○ ○ ○ ○ ○

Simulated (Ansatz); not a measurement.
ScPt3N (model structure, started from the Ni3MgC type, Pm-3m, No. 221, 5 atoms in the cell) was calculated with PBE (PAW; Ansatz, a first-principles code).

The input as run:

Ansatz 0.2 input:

○ ○ ○ ○ ○

» **Work request**: Word for word, write out all of the entries.

» **Written response**:
Simulated (Ansatz); not a measurement.
ScPt3N (model structure, started from the Ni3MgC type, Pm-3m, No. 221, 5 atoms in the cell) was calculated with PBE (PAW; Ansatz, a first-principles code).

The input as run:

Ansatz 0.2 input:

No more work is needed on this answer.